### Work request
In the listing below, print exactly the lines from the first through the one that contains "The gap is 5.87".

Entries shown START

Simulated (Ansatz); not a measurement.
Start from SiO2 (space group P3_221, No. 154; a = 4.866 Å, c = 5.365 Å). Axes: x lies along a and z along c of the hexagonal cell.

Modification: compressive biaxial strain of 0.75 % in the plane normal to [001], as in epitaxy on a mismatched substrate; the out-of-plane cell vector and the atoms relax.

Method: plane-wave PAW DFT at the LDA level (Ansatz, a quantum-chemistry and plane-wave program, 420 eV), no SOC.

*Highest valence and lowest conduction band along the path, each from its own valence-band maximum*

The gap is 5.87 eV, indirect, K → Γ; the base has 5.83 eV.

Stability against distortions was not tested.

Entries shown END

### Answer section
Simulated (Ansatz); not a measurement.
Start from SiO2 (space group P3_221, No. 154; a = 4.866 Å, c = 5.365 Å). Axes: x lies along a and z along c of the hexagonal cell.

Modification: compressive biaxial strain of 0.75 % in the plane normal to [001], as in epitaxy on a mismatched substrate; the out-of-plane cell vector and the atoms relax.

Method: plane-wave PAW DFT at the LDA level (Ansatz, a quantum-chemistry and plane-wave program, 420 eV), no SOC.

*Highest valence and lowest conduction band along the path, each from its own valence-band maximum*

The gap is 5.87 eV, indirect, K → Γ; the base has 5.83 eV.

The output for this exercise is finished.